++++++++++
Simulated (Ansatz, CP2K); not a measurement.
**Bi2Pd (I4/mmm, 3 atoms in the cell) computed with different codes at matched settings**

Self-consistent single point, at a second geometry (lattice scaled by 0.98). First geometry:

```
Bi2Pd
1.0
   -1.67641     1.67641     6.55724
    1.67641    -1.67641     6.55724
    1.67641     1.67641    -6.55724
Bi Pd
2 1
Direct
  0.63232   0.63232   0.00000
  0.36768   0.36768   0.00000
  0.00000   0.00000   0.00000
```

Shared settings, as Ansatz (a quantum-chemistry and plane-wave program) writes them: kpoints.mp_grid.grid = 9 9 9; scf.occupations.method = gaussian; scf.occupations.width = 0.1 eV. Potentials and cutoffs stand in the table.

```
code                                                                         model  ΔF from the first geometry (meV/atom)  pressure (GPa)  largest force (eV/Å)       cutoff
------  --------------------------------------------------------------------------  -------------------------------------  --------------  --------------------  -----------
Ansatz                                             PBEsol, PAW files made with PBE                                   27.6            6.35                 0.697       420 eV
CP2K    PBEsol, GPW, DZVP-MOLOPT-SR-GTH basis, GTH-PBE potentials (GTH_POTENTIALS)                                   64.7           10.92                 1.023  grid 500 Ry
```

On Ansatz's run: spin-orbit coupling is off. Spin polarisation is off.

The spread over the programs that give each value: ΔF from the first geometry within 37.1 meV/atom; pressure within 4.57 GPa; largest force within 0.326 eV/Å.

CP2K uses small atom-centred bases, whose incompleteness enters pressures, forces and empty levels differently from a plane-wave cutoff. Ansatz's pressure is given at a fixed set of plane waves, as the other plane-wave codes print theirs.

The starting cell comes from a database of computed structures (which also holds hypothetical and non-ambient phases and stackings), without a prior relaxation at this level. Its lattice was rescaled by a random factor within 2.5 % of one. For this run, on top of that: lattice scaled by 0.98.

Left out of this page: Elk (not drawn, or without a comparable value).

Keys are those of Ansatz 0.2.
++++++++++

> Assignment
Copy exactly the lines that run from the first line of the data to the line containing "The spread over", please, with both ends included and nothing else.

> Response box
Simulated (Ansatz, CP2K); not a measurement.
**Bi2Pd (I4/mmm, 3 atoms in the cell) computed with different codes at matched settings**

Self-consistent single point, at a second geometry (lattice scaled by 0.98). First geometry:

```
Bi2Pd
1.0
   -1.67641     1.67641     6.55724
    1.67641    -1.67641     6.55724
    1.67641     1.67641    -6.55724
Bi Pd
2 1
Direct
  0.63232   0.63232   0.00000
  0.36768   0.36768   0.00000
  0.00000   0.00000   0.00000
```

Shared settings, as Ansatz (a quantum-chemistry and plane-wave program) writes them: kpoints.mp_grid.grid = 9 9 9; scf.occupations.method = gaussian; scf.occupations.width = 0.1 eV. Potentials and cutoffs stand in the table.

```
code                                                                         model  ΔF from the first geometry (meV/atom)  pressure (GPa)  largest force (eV/Å)       cutoff
------  --------------------------------------------------------------------------  -------------------------------------  --------------  --------------------  -----------
Ansatz                                             PBEsol, PAW files made with PBE                                   27.6            6.35                 0.697       420 eV
CP2K    PBEsol, GPW, DZVP-MOLOPT-SR-GTH basis, GTH-PBE potentials (GTH_POTENTIALS)                                   64.7           10.92                 1.023  grid 500 Ry
```

On Ansatz's run: spin-orbit coupling is off. Spin polarisation is off.

The spread over the programs that give each value: ΔF from the first geometry within 37.1 meV/atom; pressure within 4.57 GPa; largest force within 0.326 eV/Å.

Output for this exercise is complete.